WORK REQUEST:
Each record is to be duplicated exactly, with nothing added.

+ + + + + + +

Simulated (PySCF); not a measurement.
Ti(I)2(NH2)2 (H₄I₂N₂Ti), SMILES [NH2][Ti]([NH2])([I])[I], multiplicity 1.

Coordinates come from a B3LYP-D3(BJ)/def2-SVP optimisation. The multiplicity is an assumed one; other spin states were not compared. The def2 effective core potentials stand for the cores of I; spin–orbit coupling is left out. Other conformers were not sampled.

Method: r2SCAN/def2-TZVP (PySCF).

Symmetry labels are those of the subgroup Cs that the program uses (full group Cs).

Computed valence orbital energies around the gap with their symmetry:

+ + + + + + +

ANSWER SPACE:
Simulated (PySCF); not a measurement.
Ti(I)2(NH2)2 (H₄I₂N₂Ti), SMILES [NH2][Ti]([NH2])([I])[I], multiplicity 1.

Coordinates come from a B3LYP-D3(BJ)/def2-SVP optimisation. The multiplicity is an assumed one; other spin states were not compared. The def2 effective core potentials stand for the cores of I; spin–orbit coupling is left out. Other conformers were not sampled.

Method: r2SCAN/def2-TZVP (PySCF).

Symmetry labels are those of the subgroup Cs that the program uses (full group Cs).

Computed valence orbital energies around the gap with their symmetry:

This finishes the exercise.